Task item:
Give back exactly the stretch of data below from the line holding "Potentials or basis: VASP" through the line holding "the k mesh?", both ends included, and leave the remaining lines out.

☆ ☆ ☆ ☆ ☆
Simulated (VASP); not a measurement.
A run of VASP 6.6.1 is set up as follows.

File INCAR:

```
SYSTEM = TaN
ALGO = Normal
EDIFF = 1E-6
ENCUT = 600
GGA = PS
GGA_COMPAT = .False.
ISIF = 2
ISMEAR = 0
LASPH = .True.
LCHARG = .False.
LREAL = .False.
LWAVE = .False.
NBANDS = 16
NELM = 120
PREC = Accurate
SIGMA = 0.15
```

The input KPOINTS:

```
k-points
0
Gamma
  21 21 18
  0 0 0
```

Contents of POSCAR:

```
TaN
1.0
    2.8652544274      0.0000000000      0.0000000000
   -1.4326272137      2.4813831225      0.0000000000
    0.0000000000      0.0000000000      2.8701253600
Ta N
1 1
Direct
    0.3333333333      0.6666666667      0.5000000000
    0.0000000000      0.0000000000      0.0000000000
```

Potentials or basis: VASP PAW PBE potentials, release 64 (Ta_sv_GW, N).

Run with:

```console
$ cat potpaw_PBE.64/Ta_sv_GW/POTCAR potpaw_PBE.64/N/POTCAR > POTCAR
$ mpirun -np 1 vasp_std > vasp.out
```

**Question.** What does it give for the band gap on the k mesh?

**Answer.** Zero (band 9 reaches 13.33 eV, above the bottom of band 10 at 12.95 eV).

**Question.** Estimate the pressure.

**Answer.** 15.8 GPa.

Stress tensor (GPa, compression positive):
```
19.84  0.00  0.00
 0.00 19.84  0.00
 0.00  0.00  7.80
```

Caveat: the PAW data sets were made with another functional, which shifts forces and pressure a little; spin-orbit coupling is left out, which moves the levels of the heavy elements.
☆ ☆ ☆ ☆ ☆

Worked solution:
Potentials or basis: VASP PAW PBE potentials, release 64 (Ta_sv_GW, N).

Run with:

```console
$ cat potpaw_PBE.64/Ta_sv_GW/POTCAR potpaw_PBE.64/N/POTCAR > POTCAR
$ mpirun -np 1 vasp_std > vasp.out
```

**Question.** What does it give for the band gap on the k mesh?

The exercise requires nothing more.